» Assignment
Please print all the lines below exactly as they are written.

^^^^^^^^

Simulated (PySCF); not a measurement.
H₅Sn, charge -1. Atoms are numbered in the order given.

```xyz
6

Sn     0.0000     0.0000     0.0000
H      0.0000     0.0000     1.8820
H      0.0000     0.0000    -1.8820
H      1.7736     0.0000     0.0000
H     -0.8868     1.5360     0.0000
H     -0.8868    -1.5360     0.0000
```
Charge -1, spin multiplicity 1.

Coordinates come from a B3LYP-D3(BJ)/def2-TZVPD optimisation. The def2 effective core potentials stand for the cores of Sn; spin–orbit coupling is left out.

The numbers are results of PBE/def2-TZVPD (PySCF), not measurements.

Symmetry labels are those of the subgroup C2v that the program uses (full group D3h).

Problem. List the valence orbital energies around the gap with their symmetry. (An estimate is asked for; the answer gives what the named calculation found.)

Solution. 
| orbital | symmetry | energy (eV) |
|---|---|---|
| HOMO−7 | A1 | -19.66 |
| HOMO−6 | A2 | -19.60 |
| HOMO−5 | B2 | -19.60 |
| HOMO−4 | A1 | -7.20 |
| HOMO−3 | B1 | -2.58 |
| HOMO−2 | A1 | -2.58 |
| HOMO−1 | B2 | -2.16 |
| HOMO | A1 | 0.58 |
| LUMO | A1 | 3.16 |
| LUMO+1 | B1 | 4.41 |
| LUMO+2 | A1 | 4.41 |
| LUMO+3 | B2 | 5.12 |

^^^^^^^^

» Answer section
Simulated (PySCF); not a measurement.
H₅Sn, charge -1. Atoms are numbered in the order given.

```xyz
6

Sn     0.0000     0.0000     0.0000
H      0.0000     0.0000     1.8820
H      0.0000     0.0000    -1.8820
H      1.7736     0.0000     0.0000
H     -0.8868     1.5360     0.0000
H     -0.8868    -1.5360     0.0000
```
Charge -1, spin multiplicity 1.

Coordinates come from a B3LYP-D3(BJ)/def2-TZVPD optimisation. The def2 effective core potentials stand for the cores of Sn; spin–orbit coupling is left out.

The numbers are results of PBE/def2-TZVPD (PySCF), not measurements.

Symmetry labels are those of the subgroup C2v that the program uses (full group D3h).

Problem. List the valence orbital energies around the gap with their symmetry. (An estimate is asked for; the answer gives what the named calculation found.)

Solution. 
| orbital | symmetry | energy (eV) |
|---|---|---|
| HOMO−7 | A1 | -19.66 |
| HOMO−6 | A2 | -19.60 |
| HOMO−5 | B2 | -19.60 |
| HOMO−4 | A1 | -7.20 |
| HOMO−3 | B1 | -2.58 |
| HOMO−2 | A1 | -2.58 |
| HOMO−1 | B2 | -2.16 |
| HOMO | A1 | 0.58 |
| LUMO | A1 | 3.16 |
| LUMO+1 | B1 | 4.41 |
| LUMO+2 | A1 | 4.41 |
| LUMO+3 | B2 | 5.12 |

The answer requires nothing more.